_Exercise_
Repeat the listing that follows exactly, please.

(Excerpted records begins)
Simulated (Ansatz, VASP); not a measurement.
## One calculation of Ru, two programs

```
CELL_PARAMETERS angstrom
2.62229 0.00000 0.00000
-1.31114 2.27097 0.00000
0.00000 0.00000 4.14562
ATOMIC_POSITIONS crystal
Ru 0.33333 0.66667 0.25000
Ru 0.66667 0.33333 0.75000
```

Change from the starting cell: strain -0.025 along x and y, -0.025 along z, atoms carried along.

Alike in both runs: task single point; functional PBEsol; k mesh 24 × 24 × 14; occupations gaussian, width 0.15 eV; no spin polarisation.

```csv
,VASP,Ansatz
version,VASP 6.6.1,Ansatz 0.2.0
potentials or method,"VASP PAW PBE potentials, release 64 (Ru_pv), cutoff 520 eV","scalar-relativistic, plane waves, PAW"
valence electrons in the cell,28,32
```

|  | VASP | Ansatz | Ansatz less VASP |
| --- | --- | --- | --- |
(Excerpted records ends)

_Task output_
Simulated (Ansatz, VASP); not a measurement.
## One calculation of Ru, two programs

```
CELL_PARAMETERS angstrom
2.62229 0.00000 0.00000
-1.31114 2.27097 0.00000
0.00000 0.00000 4.14562
ATOMIC_POSITIONS crystal
Ru 0.33333 0.66667 0.25000
Ru 0.66667 0.33333 0.75000
```

Change from the starting cell: strain -0.025 along x and y, -0.025 along z, atoms carried along.

Alike in both runs: task single point; functional PBEsol; k mesh 24 × 24 × 14; occupations gaussian, width 0.15 eV; no spin polarisation.

```csv
,VASP,Ansatz
version,VASP 6.6.1,Ansatz 0.2.0
potentials or method,"VASP PAW PBE potentials, release 64 (Ru_pv), cutoff 520 eV","scalar-relativistic, plane waves, PAW"
valence electrons in the cell,28,32
```

|  | VASP | Ansatz | Ansatz less VASP |
| --- | --- | --- | --- |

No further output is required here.